### Assigned task
Restate word for word the entries below, starting with the line with "spin multiplicity 1." and continuing through the line with "Atoms are counted". Include both of those lines and no others.

### Provided records
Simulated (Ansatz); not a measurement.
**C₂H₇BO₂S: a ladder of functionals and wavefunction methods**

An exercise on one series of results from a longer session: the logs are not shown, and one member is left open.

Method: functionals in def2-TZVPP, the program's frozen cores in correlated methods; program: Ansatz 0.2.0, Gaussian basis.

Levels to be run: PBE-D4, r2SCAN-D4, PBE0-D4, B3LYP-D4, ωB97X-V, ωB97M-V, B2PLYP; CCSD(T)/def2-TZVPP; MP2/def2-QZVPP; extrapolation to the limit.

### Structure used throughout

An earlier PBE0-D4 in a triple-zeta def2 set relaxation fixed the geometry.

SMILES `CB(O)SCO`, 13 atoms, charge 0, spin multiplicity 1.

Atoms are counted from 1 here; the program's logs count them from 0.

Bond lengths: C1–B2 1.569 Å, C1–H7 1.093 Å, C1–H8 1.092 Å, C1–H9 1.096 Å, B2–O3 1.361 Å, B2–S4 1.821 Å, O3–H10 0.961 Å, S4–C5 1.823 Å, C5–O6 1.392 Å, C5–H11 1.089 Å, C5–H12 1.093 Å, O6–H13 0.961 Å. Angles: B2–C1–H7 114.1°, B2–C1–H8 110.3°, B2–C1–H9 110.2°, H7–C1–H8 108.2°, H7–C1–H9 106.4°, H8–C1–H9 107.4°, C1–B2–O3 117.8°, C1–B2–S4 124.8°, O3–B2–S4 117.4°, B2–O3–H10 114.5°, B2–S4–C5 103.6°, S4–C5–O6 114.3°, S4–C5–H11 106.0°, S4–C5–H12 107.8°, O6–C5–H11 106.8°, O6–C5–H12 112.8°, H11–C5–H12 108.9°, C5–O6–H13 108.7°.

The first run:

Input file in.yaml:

### Answer section
SMILES `CB(O)SCO`, 13 atoms, charge 0, spin multiplicity 1.

Atoms are counted from 1 here; the program's logs count them from 0.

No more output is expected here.